The material below contains a line with "Property | Result |" and a line with "Estimate the wall time of this run.". Copy exactly those two lines and all lines between them.

□ □ □ □
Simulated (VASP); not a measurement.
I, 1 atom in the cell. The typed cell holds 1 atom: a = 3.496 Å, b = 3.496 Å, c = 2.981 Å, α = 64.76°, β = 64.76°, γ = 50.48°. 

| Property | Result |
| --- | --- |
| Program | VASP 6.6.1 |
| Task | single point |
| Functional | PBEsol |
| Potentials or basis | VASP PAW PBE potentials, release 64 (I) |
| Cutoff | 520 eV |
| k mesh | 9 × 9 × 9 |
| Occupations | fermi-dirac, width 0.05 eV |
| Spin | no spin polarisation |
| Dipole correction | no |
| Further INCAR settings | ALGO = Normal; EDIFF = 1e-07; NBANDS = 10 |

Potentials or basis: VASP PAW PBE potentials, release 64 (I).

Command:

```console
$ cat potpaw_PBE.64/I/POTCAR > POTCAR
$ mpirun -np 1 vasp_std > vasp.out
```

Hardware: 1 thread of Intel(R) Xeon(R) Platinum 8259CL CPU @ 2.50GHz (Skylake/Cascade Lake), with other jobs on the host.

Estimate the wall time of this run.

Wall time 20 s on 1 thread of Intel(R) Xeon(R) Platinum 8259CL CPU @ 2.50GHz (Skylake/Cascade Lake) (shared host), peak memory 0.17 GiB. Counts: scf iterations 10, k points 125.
□ □ □ □

■ **Response box**:
| Property | Result |
| --- | --- |
| Program | VASP 6.6.1 |
| Task | single point |
| Functional | PBEsol |
| Potentials or basis | VASP PAW PBE potentials, release 64 (I) |
| Cutoff | 520 eV |
| k mesh | 9 × 9 × 9 |
| Occupations | fermi-dirac, width 0.05 eV |
| Spin | no spin polarisation |
| Dipole correction | no |
| Further INCAR settings | ALGO = Normal; EDIFF = 1e-07; NBANDS = 10 |

Potentials or basis: VASP PAW PBE potentials, release 64 (I).

Command:

```console
$ cat potpaw_PBE.64/I/POTCAR > POTCAR
$ mpirun -np 1 vasp_std > vasp.out
```

Hardware: 1 thread of Intel(R) Xeon(R) Platinum 8259CL CPU @ 2.50GHz (Skylake/Cascade Lake), with other jobs on the host.

Estimate the wall time of this run.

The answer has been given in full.